__Work task__
Please retype all of the data below, word for word.

__Stored data__
BEGIN

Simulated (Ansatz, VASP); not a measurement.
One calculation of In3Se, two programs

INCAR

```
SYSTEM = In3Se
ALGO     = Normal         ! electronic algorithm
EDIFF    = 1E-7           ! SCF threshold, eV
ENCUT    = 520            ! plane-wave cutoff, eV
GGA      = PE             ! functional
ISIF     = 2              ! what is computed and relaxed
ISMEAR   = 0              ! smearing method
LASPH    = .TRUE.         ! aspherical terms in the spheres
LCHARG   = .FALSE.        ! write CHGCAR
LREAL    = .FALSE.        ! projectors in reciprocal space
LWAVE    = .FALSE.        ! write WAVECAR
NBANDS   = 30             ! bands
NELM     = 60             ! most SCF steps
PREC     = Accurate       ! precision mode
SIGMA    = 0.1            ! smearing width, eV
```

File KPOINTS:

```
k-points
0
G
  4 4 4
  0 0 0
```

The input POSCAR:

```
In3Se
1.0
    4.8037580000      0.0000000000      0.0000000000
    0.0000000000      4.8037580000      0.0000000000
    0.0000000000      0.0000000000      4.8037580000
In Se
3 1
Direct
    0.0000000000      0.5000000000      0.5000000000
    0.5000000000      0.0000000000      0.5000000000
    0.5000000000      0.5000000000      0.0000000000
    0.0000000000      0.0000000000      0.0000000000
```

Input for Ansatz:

END

__Written response__
Simulated (Ansatz, VASP); not a measurement.
One calculation of In3Se, two programs

INCAR

```
SYSTEM = In3Se
ALGO     = Normal         ! electronic algorithm
EDIFF    = 1E-7           ! SCF threshold, eV
ENCUT    = 520            ! plane-wave cutoff, eV
GGA      = PE             ! functional
ISIF     = 2              ! what is computed and relaxed
ISMEAR   = 0              ! smearing method
LASPH    = .TRUE.         ! aspherical terms in the spheres
LCHARG   = .FALSE.        ! write CHGCAR
LREAL    = .FALSE.        ! projectors in reciprocal space
LWAVE    = .FALSE.        ! write WAVECAR
NBANDS   = 30             ! bands
NELM     = 60             ! most SCF steps
PREC     = Accurate       ! precision mode
SIGMA    = 0.1            ! smearing width, eV
```

File KPOINTS:

```
k-points
0
G
  4 4 4
  0 0 0
```

The input POSCAR:

```
In3Se
1.0
    4.8037580000      0.0000000000      0.0000000000
    0.0000000000      4.8037580000      0.0000000000
    0.0000000000      0.0000000000      4.8037580000
In Se
3 1
Direct
    0.0000000000      0.5000000000      0.5000000000
    0.5000000000      0.0000000000      0.5000000000
    0.5000000000      0.5000000000      0.0000000000
    0.0000000000      0.0000000000      0.0000000000
```

Input for Ansatz:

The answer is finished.